Assigned task: Restate the material below word for word, from its first line to its last.

Data supplied:
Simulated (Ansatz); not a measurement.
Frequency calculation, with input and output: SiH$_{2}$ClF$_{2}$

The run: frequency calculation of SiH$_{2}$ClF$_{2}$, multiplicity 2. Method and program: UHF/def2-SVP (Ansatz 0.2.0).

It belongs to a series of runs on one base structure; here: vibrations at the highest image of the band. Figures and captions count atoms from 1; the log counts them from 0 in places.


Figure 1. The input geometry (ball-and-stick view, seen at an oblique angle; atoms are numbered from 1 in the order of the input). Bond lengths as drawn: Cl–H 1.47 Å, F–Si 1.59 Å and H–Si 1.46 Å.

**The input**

Response box:
Simulated (Ansatz); not a measurement.
Frequency calculation, with input and output: SiH$_{2}$ClF$_{2}$

The run: frequency calculation of SiH$_{2}$ClF$_{2}$, multiplicity 2. Method and program: UHF/def2-SVP (Ansatz 0.2.0).

It belongs to a series of runs on one base structure; here: vibrations at the highest image of the band. Figures and captions count atoms from 1; the log counts them from 0 in places.


Figure 1. The input geometry (ball-and-stick view, seen at an oblique angle; atoms are numbered from 1 in the order of the input). Bond lengths as drawn: Cl–H 1.47 Å, F–Si 1.59 Å and H–Si 1.46 Å.

**The input**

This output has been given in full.